* **SOURCE MATERIAL**:
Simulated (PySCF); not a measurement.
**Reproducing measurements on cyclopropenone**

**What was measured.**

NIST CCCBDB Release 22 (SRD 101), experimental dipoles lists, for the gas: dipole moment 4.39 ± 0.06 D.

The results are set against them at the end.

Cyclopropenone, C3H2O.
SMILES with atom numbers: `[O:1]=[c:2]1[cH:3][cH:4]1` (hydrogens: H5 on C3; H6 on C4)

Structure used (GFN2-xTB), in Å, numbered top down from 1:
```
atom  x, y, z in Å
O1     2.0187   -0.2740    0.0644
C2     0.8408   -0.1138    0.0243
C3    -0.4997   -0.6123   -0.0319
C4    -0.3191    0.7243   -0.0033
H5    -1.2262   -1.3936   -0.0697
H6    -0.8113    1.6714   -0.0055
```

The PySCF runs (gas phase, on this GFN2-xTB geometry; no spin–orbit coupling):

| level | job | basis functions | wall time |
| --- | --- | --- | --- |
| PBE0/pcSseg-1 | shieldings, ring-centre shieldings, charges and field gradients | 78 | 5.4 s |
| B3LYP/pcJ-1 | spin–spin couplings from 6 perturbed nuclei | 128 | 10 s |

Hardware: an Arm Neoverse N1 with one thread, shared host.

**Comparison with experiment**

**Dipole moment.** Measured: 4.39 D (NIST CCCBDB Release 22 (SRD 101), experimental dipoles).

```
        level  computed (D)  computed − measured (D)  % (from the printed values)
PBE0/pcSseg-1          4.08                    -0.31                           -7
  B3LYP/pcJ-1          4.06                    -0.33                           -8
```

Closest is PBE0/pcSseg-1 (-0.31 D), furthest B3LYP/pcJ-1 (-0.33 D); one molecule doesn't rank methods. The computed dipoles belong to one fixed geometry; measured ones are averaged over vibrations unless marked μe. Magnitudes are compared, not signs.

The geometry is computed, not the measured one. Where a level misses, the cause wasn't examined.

* **REQUIREMENT**: Repeat the material above exactly, beginning with its first line and ending with the line that holds "4.39 ± 0.06 D.", and leave out everything else.

* **YOUR SOLUTION**:
Simulated (PySCF); not a measurement.
**Reproducing measurements on cyclopropenone**

**What was measured.**

NIST CCCBDB Release 22 (SRD 101), experimental dipoles lists, for the gas: dipole moment 4.39 ± 0.06 D.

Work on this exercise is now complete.